● **REQUIREMENT**
Set down each entry below exactly as it stands.

● **DATASET CONTENT**
########################################
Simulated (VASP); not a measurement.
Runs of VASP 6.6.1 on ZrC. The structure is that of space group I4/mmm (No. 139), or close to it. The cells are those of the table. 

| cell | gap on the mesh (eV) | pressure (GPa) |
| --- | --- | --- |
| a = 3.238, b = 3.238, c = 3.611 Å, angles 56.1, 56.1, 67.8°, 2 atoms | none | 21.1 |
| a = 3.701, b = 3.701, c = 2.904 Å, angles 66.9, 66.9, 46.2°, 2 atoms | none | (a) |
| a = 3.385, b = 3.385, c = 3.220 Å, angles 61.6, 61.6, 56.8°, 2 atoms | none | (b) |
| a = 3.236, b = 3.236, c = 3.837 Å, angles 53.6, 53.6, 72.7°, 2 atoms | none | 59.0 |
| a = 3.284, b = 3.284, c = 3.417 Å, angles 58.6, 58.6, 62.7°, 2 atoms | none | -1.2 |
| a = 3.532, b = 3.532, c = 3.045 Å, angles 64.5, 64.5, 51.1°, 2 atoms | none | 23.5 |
########################################

● **TASK RESULT**
Simulated (VASP); not a measurement.
Runs of VASP 6.6.1 on ZrC. The structure is that of space group I4/mmm (No. 139), or close to it. The cells are those of the table. 

| cell | gap on the mesh (eV) | pressure (GPa) |
| --- | --- | --- |
| a = 3.238, b = 3.238, c = 3.611 Å, angles 56.1, 56.1, 67.8°, 2 atoms | none | 21.1 |
| a = 3.701, b = 3.701, c = 2.904 Å, angles 66.9, 66.9, 46.2°, 2 atoms | none | (a) |
| a = 3.385, b = 3.385, c = 3.220 Å, angles 61.6, 61.6, 56.8°, 2 atoms | none | (b) |
| a = 3.236, b = 3.236, c = 3.837 Å, angles 53.6, 53.6, 72.7°, 2 atoms | none | 59.0 |
| a = 3.284, b = 3.284, c = 3.417 Å, angles 58.6, 58.6, 62.7°, 2 atoms | none | -1.2 |
| a = 3.532, b = 3.532, c = 3.045 Å, angles 64.5, 64.5, 51.1°, 2 atoms | none | 23.5 |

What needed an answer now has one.